[Data supplied]
::::::

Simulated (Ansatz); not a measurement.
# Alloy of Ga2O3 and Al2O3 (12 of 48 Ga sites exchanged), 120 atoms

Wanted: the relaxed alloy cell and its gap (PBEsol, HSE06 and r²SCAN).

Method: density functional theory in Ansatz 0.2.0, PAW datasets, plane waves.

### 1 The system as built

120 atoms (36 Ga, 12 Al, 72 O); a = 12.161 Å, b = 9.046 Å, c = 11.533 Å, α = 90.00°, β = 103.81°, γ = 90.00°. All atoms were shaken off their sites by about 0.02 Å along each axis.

::::::

Give every record again, exactly as it appears.

[Your response]
Simulated (Ansatz); not a measurement.
# Alloy of Ga2O3 and Al2O3 (12 of 48 Ga sites exchanged), 120 atoms

Wanted: the relaxed alloy cell and its gap (PBEsol, HSE06 and r²SCAN).

Method: density functional theory in Ansatz 0.2.0, PAW datasets, plane waves.

### 1 The system as built

120 atoms (36 Ga, 12 Al, 72 O); a = 12.161 Å, b = 9.046 Å, c = 11.533 Å, α = 90.00°, β = 103.81°, γ = 90.00°. All atoms were shaken off their sites by about 0.02 Å along each axis.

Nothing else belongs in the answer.